##### Listed records #####

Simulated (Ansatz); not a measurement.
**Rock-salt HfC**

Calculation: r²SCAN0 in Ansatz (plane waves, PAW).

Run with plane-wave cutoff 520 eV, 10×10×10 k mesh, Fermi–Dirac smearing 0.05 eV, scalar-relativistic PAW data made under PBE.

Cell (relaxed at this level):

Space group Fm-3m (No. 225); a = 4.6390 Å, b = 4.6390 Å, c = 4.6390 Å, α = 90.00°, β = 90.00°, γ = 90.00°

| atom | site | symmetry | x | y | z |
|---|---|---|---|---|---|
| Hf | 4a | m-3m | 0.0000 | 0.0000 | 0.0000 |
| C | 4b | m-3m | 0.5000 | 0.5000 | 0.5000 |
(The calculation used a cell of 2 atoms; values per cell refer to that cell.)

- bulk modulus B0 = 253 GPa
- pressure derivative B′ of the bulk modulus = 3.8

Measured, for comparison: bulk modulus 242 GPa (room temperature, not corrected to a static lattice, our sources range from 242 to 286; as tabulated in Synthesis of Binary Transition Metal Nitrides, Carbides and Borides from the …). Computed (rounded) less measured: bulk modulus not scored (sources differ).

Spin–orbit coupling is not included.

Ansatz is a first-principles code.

#####

→ **Work item**: In full and without error, repeat the material above.

→ **Task answer**:
Simulated (Ansatz); not a measurement.
**Rock-salt HfC**

Calculation: r²SCAN0 in Ansatz (plane waves, PAW).

Run with plane-wave cutoff 520 eV, 10×10×10 k mesh, Fermi–Dirac smearing 0.05 eV, scalar-relativistic PAW data made under PBE.

Cell (relaxed at this level):

Space group Fm-3m (No. 225); a = 4.6390 Å, b = 4.6390 Å, c = 4.6390 Å, α = 90.00°, β = 90.00°, γ = 90.00°

| atom | site | symmetry | x | y | z |
|---|---|---|---|---|---|
| Hf | 4a | m-3m | 0.0000 | 0.0000 | 0.0000 |
| C | 4b | m-3m | 0.5000 | 0.5000 | 0.5000 |
(The calculation used a cell of 2 atoms; values per cell refer to that cell.)

- bulk modulus B0 = 253 GPa
- pressure derivative B′ of the bulk modulus = 3.8

Measured, for comparison: bulk modulus 242 GPa (room temperature, not corrected to a static lattice, our sources range from 242 to 286; as tabulated in Synthesis of Binary Transition Metal Nitrides, Carbides and Borides from the …). Computed (rounded) less measured: bulk modulus not scored (sources differ).

Spin–orbit coupling is not included.

Ansatz is a first-principles code.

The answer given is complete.